===== MATERIAL SHOWN

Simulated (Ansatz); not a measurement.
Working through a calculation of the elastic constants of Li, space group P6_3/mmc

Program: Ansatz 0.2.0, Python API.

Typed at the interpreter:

==========

Your answer must be every record above, repeated exactly.

[ANSWER AREA]:
Simulated (Ansatz); not a measurement.
Working through a calculation of the elastic constants of Li, space group P6_3/mmc

Program: Ansatz 0.2.0, Python API.

Typed at the interpreter:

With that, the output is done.